BRIEF: Repeat exactly, and only, the lines below starting at the line that contains "An adiabatic, constant-pressure" and ending at the line that contains "Detailed kinetics in", inclusive of both.

DATASET:
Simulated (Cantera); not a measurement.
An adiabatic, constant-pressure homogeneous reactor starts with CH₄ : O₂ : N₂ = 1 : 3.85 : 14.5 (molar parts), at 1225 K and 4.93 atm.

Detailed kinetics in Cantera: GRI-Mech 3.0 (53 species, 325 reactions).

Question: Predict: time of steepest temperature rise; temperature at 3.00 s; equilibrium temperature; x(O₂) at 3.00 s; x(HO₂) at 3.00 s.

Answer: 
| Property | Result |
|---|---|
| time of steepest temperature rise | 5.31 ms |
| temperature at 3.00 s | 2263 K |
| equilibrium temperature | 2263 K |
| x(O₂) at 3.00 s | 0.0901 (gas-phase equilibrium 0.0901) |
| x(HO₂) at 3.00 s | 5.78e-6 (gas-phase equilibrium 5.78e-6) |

ANSWER SPACE:
An adiabatic, constant-pressure homogeneous reactor starts with CH₄ : O₂ : N₂ = 1 : 3.85 : 14.5 (molar parts), at 1225 K and 4.93 atm.

Detailed kinetics in Cantera: GRI-Mech 3.0 (53 species, 325 reactions).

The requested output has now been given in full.